Excerpted records:
-- Opening Marker --
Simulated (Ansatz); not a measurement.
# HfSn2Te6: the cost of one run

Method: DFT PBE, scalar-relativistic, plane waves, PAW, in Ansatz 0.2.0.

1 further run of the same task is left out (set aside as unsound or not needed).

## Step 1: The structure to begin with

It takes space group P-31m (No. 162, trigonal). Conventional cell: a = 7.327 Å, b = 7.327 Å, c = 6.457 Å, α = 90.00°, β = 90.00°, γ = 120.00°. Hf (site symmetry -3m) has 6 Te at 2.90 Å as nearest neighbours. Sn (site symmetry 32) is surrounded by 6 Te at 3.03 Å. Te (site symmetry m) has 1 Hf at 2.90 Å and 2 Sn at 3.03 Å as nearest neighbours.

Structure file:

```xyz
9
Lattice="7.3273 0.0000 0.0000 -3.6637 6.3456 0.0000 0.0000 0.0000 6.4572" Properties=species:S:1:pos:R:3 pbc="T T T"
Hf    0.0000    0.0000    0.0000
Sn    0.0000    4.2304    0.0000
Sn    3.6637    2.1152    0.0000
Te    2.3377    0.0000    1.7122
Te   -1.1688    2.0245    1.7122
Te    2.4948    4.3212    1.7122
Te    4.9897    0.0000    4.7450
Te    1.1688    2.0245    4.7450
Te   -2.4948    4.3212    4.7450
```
-- Closing Marker --

Brief: All that belongs in the answer is the lines from the start of the entries above through the line containing "## Step 1: The structure to begin with", each given exactly.

Exercise answer:
Simulated (Ansatz); not a measurement.
# HfSn2Te6: the cost of one run

Method: DFT PBE, scalar-relativistic, plane waves, PAW, in Ansatz 0.2.0.

1 further run of the same task is left out (set aside as unsound or not needed).

## Step 1: The structure to begin with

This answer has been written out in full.